» **Work instruction**
Return the records below word for word.

» **Listed records**
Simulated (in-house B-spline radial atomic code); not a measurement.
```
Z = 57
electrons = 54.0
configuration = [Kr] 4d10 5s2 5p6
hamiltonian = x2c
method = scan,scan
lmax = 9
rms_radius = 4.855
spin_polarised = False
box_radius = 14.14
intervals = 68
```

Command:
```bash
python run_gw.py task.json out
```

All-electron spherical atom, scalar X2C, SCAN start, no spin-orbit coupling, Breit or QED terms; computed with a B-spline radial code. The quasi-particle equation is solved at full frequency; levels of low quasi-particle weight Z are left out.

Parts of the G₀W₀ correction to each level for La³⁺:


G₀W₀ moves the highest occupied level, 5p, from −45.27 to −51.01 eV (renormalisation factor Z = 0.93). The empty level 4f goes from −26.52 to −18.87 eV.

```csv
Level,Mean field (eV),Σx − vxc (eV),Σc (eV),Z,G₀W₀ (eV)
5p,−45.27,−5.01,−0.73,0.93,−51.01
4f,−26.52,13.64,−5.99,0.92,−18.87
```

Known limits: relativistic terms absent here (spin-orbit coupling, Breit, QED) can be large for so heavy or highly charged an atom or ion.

» **Exercise solution**
Simulated (in-house B-spline radial atomic code); not a measurement.
```
Z = 57
electrons = 54.0
configuration = [Kr] 4d10 5s2 5p6
hamiltonian = x2c
method = scan,scan
lmax = 9
rms_radius = 4.855
spin_polarised = False
box_radius = 14.14
intervals = 68
```

Command:
```bash
python run_gw.py task.json out
```

All-electron spherical atom, scalar X2C, SCAN start, no spin-orbit coupling, Breit or QED terms; computed with a B-spline radial code. The quasi-particle equation is solved at full frequency; levels of low quasi-particle weight Z are left out.

Parts of the G₀W₀ correction to each level for La³⁺:


G₀W₀ moves the highest occupied level, 5p, from −45.27 to −51.01 eV (renormalisation factor Z = 0.93). The empty level 4f goes from −26.52 to −18.87 eV.

```csv
Level,Mean field (eV),Σx − vxc (eV),Σc (eV),Z,G₀W₀ (eV)
5p,−45.27,−5.01,−0.73,0.93,−51.01
4f,−26.52,13.64,−5.99,0.92,−18.87
```

Known limits: relativistic terms absent here (spin-orbit coupling, Breit, QED) can be large for so heavy or highly charged an atom or ion.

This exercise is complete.